DATA PROVIDED:
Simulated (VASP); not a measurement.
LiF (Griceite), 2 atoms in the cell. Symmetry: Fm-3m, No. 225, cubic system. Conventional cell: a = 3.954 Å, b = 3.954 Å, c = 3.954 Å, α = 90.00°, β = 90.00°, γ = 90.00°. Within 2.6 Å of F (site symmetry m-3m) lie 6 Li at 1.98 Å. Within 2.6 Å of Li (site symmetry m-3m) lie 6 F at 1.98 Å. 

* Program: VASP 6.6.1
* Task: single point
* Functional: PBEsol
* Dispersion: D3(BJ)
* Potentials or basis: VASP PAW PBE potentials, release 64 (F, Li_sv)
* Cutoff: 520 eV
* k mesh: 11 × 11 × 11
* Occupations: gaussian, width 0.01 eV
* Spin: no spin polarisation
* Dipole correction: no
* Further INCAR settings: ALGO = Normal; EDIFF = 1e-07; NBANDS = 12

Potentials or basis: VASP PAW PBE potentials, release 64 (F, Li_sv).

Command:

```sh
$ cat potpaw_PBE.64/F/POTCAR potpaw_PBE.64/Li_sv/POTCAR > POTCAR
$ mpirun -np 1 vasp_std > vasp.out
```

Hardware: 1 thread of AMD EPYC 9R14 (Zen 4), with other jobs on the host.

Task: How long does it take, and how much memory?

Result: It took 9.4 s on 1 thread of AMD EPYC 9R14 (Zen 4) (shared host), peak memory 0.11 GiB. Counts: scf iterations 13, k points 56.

WORK TASK: Take the listing from its first line to the line containing "Cutoff: 520 eV". Reproduce those lines exactly and nothing else.

WORKED SOLUTION:
Simulated (VASP); not a measurement.
LiF (Griceite), 2 atoms in the cell. Symmetry: Fm-3m, No. 225, cubic system. Conventional cell: a = 3.954 Å, b = 3.954 Å, c = 3.954 Å, α = 90.00°, β = 90.00°, γ = 90.00°. Within 2.6 Å of F (site symmetry m-3m) lie 6 Li at 1.98 Å. Within 2.6 Å of Li (site symmetry m-3m) lie 6 F at 1.98 Å. 

* Program: VASP 6.6.1
* Task: single point
* Functional: PBEsol
* Dispersion: D3(BJ)
* Potentials or basis: VASP PAW PBE potentials, release 64 (F, Li_sv)
* Cutoff: 520 eV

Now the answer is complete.